> Dataset records:
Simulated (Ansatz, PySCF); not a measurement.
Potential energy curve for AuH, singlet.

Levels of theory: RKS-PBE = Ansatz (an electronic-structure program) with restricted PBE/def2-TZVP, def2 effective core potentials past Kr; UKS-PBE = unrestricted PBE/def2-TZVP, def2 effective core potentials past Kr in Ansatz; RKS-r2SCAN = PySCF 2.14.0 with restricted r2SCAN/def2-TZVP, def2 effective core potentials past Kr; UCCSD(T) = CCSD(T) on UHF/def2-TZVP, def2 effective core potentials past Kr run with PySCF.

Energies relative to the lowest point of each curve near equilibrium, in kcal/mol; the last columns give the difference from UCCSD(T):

> Assigned task: Your task is to transcribe each record faithfully and in full.

> Response:
Simulated (Ansatz, PySCF); not a measurement.
Potential energy curve for AuH, singlet.

Levels of theory: RKS-PBE = Ansatz (an electronic-structure program) with restricted PBE/def2-TZVP, def2 effective core potentials past Kr; UKS-PBE = unrestricted PBE/def2-TZVP, def2 effective core potentials past Kr in Ansatz; RKS-r2SCAN = PySCF 2.14.0 with restricted r2SCAN/def2-TZVP, def2 effective core potentials past Kr; UCCSD(T) = CCSD(T) on UHF/def2-TZVP, def2 effective core potentials past Kr run with PySCF.

Energies relative to the lowest point of each curve near equilibrium, in kcal/mol; the last columns give the difference from UCCSD(T):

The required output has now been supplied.